(Recorded information begins)

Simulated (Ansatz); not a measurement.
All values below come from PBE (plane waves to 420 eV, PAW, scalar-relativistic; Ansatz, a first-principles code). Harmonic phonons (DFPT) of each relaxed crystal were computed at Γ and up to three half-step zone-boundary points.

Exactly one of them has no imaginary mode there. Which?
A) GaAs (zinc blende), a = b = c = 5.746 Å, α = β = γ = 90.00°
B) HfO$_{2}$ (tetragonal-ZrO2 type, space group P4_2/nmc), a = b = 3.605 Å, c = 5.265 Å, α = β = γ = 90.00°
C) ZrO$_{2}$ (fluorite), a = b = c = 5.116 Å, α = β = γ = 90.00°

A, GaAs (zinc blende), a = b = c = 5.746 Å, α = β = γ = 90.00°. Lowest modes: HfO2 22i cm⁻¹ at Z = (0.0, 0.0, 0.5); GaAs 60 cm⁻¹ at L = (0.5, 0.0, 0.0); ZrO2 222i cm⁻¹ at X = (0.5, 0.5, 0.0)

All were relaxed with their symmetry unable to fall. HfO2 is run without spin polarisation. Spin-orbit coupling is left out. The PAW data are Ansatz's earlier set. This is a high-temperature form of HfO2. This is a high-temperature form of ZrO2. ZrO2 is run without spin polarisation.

(Recorded information ends)

Assignment
Extract the lines above, from the first one through the one containing "A, GaAs (zinc", and return only those, unchanged.

Solution
Simulated (Ansatz); not a measurement.
All values below come from PBE (plane waves to 420 eV, PAW, scalar-relativistic; Ansatz, a first-principles code). Harmonic phonons (DFPT) of each relaxed crystal were computed at Γ and up to three half-step zone-boundary points.

Exactly one of them has no imaginary mode there. Which?
A) GaAs (zinc blende), a = b = c = 5.746 Å, α = β = γ = 90.00°
B) HfO$_{2}$ (tetragonal-ZrO2 type, space group P4_2/nmc), a = b = 3.605 Å, c = 5.265 Å, α = β = γ = 90.00°
C) ZrO$_{2}$ (fluorite), a = b = c = 5.116 Å, α = β = γ = 90.00°

A, GaAs (zinc blende), a = b = c = 5.746 Å, α = β = γ = 90.00°. Lowest modes: HfO2 22i cm⁻¹ at Z = (0.0, 0.0, 0.5); GaAs 60 cm⁻¹ at L = (0.5, 0.0, 0.0); ZrO2 222i cm⁻¹ at X = (0.5, 0.5, 0.0)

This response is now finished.